__WORK ORDER__. All entries given below are to be returned word for word.

__DATA EXTRACTS__.
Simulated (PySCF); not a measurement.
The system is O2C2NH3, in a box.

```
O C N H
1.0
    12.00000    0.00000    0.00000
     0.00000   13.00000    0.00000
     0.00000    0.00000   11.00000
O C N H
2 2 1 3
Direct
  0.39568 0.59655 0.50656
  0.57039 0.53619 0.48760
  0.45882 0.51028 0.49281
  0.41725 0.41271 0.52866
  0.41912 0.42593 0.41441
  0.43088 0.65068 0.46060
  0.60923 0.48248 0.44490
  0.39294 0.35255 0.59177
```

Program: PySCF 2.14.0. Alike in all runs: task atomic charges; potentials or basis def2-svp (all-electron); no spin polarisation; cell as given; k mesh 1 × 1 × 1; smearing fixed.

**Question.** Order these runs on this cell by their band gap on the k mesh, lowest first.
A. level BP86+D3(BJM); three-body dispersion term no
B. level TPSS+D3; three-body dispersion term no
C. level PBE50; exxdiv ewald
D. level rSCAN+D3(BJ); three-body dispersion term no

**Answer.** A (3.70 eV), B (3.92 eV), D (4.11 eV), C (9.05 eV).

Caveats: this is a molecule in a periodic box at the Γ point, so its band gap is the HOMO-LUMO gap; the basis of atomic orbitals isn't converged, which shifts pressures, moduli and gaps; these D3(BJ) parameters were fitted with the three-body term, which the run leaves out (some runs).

__WRITTEN ANSWER__.
Simulated (PySCF); not a measurement.
The system is O2C2NH3, in a box.

```
O C N H
1.0
    12.00000    0.00000    0.00000
     0.00000   13.00000    0.00000
     0.00000    0.00000   11.00000
O C N H
2 2 1 3
Direct
  0.39568 0.59655 0.50656
  0.57039 0.53619 0.48760
  0.45882 0.51028 0.49281
  0.41725 0.41271 0.52866
  0.41912 0.42593 0.41441
  0.43088 0.65068 0.46060
  0.60923 0.48248 0.44490
  0.39294 0.35255 0.59177
```

Program: PySCF 2.14.0. Alike in all runs: task atomic charges; potentials or basis def2-svp (all-electron); no spin polarisation; cell as given; k mesh 1 × 1 × 1; smearing fixed.

**Question.** Order these runs on this cell by their band gap on the k mesh, lowest first.
A. level BP86+D3(BJM); three-body dispersion term no
B. level TPSS+D3; three-body dispersion term no
C. level PBE50; exxdiv ewald
D. level rSCAN+D3(BJ); three-body dispersion term no

**Answer.** A (3.70 eV), B (3.92 eV), D (4.11 eV), C (9.05 eV).

Caveats: this is a molecule in a periodic box at the Γ point, so its band gap is the HOMO-LUMO gap; the basis of atomic orbitals isn't converged, which shifts pressures, moduli and gaps; these D3(BJ) parameters were fitted with the three-body term, which the run leaves out (some runs).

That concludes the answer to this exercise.